▶ Listed records
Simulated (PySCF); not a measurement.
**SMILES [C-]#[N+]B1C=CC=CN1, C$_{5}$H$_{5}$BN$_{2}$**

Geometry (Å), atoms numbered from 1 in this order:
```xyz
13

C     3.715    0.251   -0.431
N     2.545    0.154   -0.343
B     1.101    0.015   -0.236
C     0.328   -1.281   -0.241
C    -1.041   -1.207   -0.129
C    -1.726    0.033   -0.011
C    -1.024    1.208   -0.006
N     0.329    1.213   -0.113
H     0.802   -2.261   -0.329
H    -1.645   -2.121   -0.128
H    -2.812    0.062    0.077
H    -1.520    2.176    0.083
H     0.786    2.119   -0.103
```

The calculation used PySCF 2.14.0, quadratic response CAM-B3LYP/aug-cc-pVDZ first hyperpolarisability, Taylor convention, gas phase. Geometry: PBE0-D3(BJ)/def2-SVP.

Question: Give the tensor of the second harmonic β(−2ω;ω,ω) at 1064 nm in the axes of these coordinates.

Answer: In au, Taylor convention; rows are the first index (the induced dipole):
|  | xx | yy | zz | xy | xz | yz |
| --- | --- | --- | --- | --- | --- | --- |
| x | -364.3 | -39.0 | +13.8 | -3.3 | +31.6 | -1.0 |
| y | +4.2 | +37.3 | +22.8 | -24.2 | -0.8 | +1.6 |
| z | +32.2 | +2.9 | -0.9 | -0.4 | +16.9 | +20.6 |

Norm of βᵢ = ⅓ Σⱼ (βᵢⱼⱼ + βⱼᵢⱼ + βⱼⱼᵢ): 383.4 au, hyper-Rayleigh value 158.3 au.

▶ Action item
What is asked for is an exact copy of the lines above from the one containing "-3.3 | +31.6 | -1.0 |" through the one containing "-0.4 | +16.9 | +20.6 |", and only those.

▶ Answer area
| x | -364.3 | -39.0 | +13.8 | -3.3 | +31.6 | -1.0 |
| y | +4.2 | +37.3 | +22.8 | -24.2 | -0.8 | +1.6 |
| z | +32.2 | +2.9 | -0.9 | -0.4 | +16.9 | +20.6 |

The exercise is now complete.